Entries supplied Block Start

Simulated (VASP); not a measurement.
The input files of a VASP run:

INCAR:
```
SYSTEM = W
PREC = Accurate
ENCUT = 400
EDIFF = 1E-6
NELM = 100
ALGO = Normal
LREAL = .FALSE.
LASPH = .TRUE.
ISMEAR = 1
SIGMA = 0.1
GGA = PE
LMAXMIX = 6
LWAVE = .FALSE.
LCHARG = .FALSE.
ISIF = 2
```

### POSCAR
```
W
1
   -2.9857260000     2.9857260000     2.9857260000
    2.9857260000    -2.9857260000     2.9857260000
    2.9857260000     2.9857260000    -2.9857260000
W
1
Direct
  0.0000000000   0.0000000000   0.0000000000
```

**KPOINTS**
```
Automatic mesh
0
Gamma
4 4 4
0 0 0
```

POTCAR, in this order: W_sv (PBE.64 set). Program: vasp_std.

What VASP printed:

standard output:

Entries supplied Block End

• **Activity**:
Everything in the material above needs to be transcribed exactly.

• **Answer section**:
Simulated (VASP); not a measurement.
The input files of a VASP run:

INCAR:
```
SYSTEM = W
PREC = Accurate
ENCUT = 400
EDIFF = 1E-6
NELM = 100
ALGO = Normal
LREAL = .FALSE.
LASPH = .TRUE.
ISMEAR = 1
SIGMA = 0.1
GGA = PE
LMAXMIX = 6
LWAVE = .FALSE.
LCHARG = .FALSE.
ISIF = 2
```

### POSCAR
```
W
1
   -2.9857260000     2.9857260000     2.9857260000
    2.9857260000    -2.9857260000     2.9857260000
    2.9857260000     2.9857260000    -2.9857260000
W
1
Direct
  0.0000000000   0.0000000000   0.0000000000
```

**KPOINTS**
```
Automatic mesh
0
Gamma
4 4 4
0 0 0
```

POTCAR, in this order: W_sv (PBE.64 set). Program: vasp_std.

What VASP printed:

standard output:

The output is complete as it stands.